* **Given information**
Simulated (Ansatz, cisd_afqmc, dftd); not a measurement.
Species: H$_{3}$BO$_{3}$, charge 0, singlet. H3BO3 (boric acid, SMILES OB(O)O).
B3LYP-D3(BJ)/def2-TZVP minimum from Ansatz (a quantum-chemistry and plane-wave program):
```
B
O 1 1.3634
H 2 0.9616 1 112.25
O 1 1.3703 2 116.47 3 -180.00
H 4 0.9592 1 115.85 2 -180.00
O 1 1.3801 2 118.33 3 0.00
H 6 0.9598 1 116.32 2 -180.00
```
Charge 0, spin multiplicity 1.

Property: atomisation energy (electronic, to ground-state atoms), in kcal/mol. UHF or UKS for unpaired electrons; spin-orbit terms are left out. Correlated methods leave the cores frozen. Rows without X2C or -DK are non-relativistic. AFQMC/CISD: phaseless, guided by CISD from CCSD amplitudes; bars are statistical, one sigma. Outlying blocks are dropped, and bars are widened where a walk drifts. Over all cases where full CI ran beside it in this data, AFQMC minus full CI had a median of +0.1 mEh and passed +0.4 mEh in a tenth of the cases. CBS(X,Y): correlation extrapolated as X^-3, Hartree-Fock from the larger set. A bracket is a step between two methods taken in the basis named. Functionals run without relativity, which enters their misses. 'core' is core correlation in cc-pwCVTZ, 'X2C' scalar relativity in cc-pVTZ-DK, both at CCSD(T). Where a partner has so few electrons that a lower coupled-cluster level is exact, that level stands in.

* **Required action**
From the first line of the data above to the line containing "Charge 0, spin multiplicity 1.", repeat everything exactly and add nothing.

* **Exercise answer**
Simulated (Ansatz, cisd_afqmc, dftd); not a measurement.
Species: H$_{3}$BO$_{3}$, charge 0, singlet. H3BO3 (boric acid, SMILES OB(O)O).
B3LYP-D3(BJ)/def2-TZVP minimum from Ansatz (a quantum-chemistry and plane-wave program):
```
B
O 1 1.3634
H 2 0.9616 1 112.25
O 1 1.3703 2 116.47 3 -180.00
H 4 0.9592 1 115.85 2 -180.00
O 1 1.3801 2 118.33 3 0.00
H 6 0.9598 1 116.32 2 -180.00
```
Charge 0, spin multiplicity 1.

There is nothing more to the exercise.